'''

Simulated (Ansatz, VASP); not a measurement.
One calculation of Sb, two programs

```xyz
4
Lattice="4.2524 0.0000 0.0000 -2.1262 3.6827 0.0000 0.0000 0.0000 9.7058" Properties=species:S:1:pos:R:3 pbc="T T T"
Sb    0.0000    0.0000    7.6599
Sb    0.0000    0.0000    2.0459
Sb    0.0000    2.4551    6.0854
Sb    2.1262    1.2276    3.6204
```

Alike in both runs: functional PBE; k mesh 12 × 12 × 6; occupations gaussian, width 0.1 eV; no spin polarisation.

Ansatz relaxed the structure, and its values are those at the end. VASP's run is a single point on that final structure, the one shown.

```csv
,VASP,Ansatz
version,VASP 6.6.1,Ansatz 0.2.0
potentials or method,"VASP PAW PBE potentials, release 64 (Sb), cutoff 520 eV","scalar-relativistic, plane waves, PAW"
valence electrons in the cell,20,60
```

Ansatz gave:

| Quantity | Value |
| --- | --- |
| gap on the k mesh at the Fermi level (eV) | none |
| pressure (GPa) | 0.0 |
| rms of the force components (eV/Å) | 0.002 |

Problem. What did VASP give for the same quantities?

'''

▶ Work request
Emit the full listing verbatim.

▶ Task output
Simulated (Ansatz, VASP); not a measurement.
One calculation of Sb, two programs

```xyz
4
Lattice="4.2524 0.0000 0.0000 -2.1262 3.6827 0.0000 0.0000 0.0000 9.7058" Properties=species:S:1:pos:R:3 pbc="T T T"
Sb    0.0000    0.0000    7.6599
Sb    0.0000    0.0000    2.0459
Sb    0.0000    2.4551    6.0854
Sb    2.1262    1.2276    3.6204
```

Alike in both runs: functional PBE; k mesh 12 × 12 × 6; occupations gaussian, width 0.1 eV; no spin polarisation.

Ansatz relaxed the structure, and its values are those at the end. VASP's run is a single point on that final structure, the one shown.

```csv
,VASP,Ansatz
version,VASP 6.6.1,Ansatz 0.2.0
potentials or method,"VASP PAW PBE potentials, release 64 (Sb), cutoff 520 eV","scalar-relativistic, plane waves, PAW"
valence electrons in the cell,20,60
```

Ansatz gave:

| Quantity | Value |
| --- | --- |
| gap on the k mesh at the Fermi level (eV) | none |
| pressure (GPa) | 0.0 |
| rms of the force components (eV/Å) | 0.002 |

Problem. What did VASP give for the same quantities?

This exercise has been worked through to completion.